DATASET CONTENT:
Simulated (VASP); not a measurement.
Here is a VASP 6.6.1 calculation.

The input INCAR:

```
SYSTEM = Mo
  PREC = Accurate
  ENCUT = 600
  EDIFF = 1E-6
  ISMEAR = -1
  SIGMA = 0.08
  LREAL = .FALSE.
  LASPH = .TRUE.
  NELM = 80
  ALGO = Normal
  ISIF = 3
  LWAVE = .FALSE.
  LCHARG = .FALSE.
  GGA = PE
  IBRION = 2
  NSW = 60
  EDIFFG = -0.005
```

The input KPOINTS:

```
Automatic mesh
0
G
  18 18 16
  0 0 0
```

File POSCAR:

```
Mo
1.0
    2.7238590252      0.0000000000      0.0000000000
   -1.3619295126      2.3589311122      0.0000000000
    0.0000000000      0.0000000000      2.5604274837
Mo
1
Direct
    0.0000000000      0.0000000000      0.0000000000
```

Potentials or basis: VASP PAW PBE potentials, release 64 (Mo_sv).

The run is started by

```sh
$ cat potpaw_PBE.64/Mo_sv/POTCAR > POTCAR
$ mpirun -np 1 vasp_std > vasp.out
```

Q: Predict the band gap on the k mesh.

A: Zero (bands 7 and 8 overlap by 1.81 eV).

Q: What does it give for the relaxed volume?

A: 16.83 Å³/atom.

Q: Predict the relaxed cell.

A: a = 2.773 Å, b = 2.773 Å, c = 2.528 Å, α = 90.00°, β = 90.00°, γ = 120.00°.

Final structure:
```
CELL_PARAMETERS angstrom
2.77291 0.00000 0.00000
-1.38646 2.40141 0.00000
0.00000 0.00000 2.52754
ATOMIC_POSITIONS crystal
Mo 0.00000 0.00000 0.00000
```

ASSIGNED TASK:
The records above should be repeated word for word.

YOUR SOLUTION:
Simulated (VASP); not a measurement.
Here is a VASP 6.6.1 calculation.

The input INCAR:

```
SYSTEM = Mo
  PREC = Accurate
  ENCUT = 600
  EDIFF = 1E-6
  ISMEAR = -1
  SIGMA = 0.08
  LREAL = .FALSE.
  LASPH = .TRUE.
  NELM = 80
  ALGO = Normal
  ISIF = 3
  LWAVE = .FALSE.
  LCHARG = .FALSE.
  GGA = PE
  IBRION = 2
  NSW = 60
  EDIFFG = -0.005
```

The input KPOINTS:

```
Automatic mesh
0
G
  18 18 16
  0 0 0
```

File POSCAR:

```
Mo
1.0
    2.7238590252      0.0000000000      0.0000000000
   -1.3619295126      2.3589311122      0.0000000000
    0.0000000000      0.0000000000      2.5604274837
Mo
1
Direct
    0.0000000000      0.0000000000      0.0000000000
```

Potentials or basis: VASP PAW PBE potentials, release 64 (Mo_sv).

The run is started by

```sh
$ cat potpaw_PBE.64/Mo_sv/POTCAR > POTCAR
$ mpirun -np 1 vasp_std > vasp.out
```

Q: Predict the band gap on the k mesh.

A: Zero (bands 7 and 8 overlap by 1.81 eV).

Q: What does it give for the relaxed volume?

A: 16.83 Å³/atom.

Q: Predict the relaxed cell.

A: a = 2.773 Å, b = 2.773 Å, c = 2.528 Å, α = 90.00°, β = 90.00°, γ = 120.00°.

Final structure:
```
CELL_PARAMETERS angstrom
2.77291 0.00000 0.00000
-1.38646 2.40141 0.00000
0.00000 0.00000 2.52754
ATOMIC_POSITIONS crystal
Mo 0.00000 0.00000 0.00000
```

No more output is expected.